(Extracted information)

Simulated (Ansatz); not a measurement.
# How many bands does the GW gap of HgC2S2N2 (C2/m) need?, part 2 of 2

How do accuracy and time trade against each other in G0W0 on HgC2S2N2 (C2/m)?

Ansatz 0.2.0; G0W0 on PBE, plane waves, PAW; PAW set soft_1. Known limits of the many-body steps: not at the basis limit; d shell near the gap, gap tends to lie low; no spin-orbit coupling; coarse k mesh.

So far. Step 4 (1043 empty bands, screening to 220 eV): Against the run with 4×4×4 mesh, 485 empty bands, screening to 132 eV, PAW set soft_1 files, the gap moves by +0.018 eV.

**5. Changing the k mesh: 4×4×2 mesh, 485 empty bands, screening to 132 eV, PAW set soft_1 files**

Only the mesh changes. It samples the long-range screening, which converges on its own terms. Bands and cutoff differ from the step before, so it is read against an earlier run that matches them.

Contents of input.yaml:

(End Extracted information)

Assigned task → The reply should restate the records above in full, character for character.

Solution →
Simulated (Ansatz); not a measurement.
# How many bands does the GW gap of HgC2S2N2 (C2/m) need?, part 2 of 2

How do accuracy and time trade against each other in G0W0 on HgC2S2N2 (C2/m)?

Ansatz 0.2.0; G0W0 on PBE, plane waves, PAW; PAW set soft_1. Known limits of the many-body steps: not at the basis limit; d shell near the gap, gap tends to lie low; no spin-orbit coupling; coarse k mesh.

So far. Step 4 (1043 empty bands, screening to 220 eV): Against the run with 4×4×4 mesh, 485 empty bands, screening to 132 eV, PAW set soft_1 files, the gap moves by +0.018 eV.

**5. Changing the k mesh: 4×4×2 mesh, 485 empty bands, screening to 132 eV, PAW set soft_1 files**

Only the mesh changes. It samples the long-range screening, which converges on its own terms. Bands and cutoff differ from the step before, so it is read against an earlier run that matches them.

Contents of input.yaml:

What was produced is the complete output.